Up to and including the line with "These are equilibrium", restate the records below word for word, beginning with their first line.

################

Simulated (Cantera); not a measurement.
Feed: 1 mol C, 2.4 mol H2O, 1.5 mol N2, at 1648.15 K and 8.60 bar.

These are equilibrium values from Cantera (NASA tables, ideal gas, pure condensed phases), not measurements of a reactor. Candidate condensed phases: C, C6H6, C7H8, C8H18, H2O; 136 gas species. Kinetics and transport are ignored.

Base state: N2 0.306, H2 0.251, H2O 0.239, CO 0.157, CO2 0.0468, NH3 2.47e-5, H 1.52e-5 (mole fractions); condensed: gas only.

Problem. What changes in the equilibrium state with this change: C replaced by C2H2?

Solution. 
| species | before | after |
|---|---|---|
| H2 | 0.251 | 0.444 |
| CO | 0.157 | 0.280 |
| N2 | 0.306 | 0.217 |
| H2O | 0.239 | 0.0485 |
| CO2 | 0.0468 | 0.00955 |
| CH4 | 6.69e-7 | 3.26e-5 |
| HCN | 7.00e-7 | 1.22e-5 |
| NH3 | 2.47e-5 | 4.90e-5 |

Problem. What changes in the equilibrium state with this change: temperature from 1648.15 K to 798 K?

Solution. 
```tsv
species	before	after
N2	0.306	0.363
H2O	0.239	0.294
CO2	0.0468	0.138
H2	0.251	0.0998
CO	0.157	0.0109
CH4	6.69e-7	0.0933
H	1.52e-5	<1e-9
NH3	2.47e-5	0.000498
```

################

**Your solution**
Simulated (Cantera); not a measurement.
Feed: 1 mol C, 2.4 mol H2O, 1.5 mol N2, at 1648.15 K and 8.60 bar.

These are equilibrium values from Cantera (NASA tables, ideal gas, pure condensed phases), not measurements of a reactor. Candidate condensed phases: C, C6H6, C7H8, C8H18, H2O; 136 gas species. Kinetics and transport are ignored.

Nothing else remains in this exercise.